INFORMATION GIVEN >>
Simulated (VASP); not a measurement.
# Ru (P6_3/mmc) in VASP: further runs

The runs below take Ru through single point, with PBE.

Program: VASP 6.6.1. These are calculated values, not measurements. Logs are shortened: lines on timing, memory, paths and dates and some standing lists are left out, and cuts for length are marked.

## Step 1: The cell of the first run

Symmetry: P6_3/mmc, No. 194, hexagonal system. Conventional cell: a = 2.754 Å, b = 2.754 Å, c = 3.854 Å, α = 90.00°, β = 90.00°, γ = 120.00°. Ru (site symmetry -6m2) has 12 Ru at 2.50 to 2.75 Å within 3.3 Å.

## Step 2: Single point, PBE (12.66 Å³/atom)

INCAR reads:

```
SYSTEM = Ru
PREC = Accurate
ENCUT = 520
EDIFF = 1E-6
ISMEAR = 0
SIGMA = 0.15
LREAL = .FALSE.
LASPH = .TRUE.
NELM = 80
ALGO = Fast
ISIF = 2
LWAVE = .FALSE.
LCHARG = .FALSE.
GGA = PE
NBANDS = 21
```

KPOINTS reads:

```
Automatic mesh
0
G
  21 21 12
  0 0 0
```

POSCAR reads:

WORK ORDER >> Scan the records above for the lines holding "The runs below" and "## Step 1: The cell of the first run". Transcribe those two and every line between them word for word, and no others.

PROBLEM SOLUTION >>
The runs below take Ru through single point, with PBE.

Program: VASP 6.6.1. These are calculated values, not measurements. Logs are shortened: lines on timing, memory, paths and dates and some standing lists are left out, and cuts for length are marked.

## Step 1: The cell of the first run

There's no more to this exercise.